WORK ITEM |
Would you print the material exactly, starting at its first line and ending at the line holding "Level of theory: r2SCAN"?

=== Begin Enclosure ===
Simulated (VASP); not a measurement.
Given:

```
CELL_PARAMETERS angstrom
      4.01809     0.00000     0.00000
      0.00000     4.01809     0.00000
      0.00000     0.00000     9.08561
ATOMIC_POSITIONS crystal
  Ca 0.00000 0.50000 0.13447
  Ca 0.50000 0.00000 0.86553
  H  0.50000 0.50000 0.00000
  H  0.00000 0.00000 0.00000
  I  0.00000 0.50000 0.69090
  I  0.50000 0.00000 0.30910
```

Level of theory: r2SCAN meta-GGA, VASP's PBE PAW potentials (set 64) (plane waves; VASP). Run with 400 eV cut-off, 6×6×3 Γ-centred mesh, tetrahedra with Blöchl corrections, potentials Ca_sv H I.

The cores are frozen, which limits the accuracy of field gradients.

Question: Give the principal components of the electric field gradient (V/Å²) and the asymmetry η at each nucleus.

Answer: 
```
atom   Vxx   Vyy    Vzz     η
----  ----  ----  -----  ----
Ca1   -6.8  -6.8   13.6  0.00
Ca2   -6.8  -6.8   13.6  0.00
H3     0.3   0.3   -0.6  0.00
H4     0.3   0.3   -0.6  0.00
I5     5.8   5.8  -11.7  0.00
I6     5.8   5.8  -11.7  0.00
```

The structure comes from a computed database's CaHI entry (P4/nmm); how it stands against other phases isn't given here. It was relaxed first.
=== End Enclosure ===

EXERCISE OUTPUT |
Simulated (VASP); not a measurement.
Given:

```
CELL_PARAMETERS angstrom
      4.01809     0.00000     0.00000
      0.00000     4.01809     0.00000
      0.00000     0.00000     9.08561
ATOMIC_POSITIONS crystal
  Ca 0.00000 0.50000 0.13447
  Ca 0.50000 0.00000 0.86553
  H  0.50000 0.50000 0.00000
  H  0.00000 0.00000 0.00000
  I  0.00000 0.50000 0.69090
  I  0.50000 0.00000 0.30910
```

Level of theory: r2SCAN meta-GGA, VASP's PBE PAW potentials (set 64) (plane waves; VASP). Run with 400 eV cut-off, 6×6×3 Γ-centred mesh, tetrahedra with Blöchl corrections, potentials Ca_sv H I.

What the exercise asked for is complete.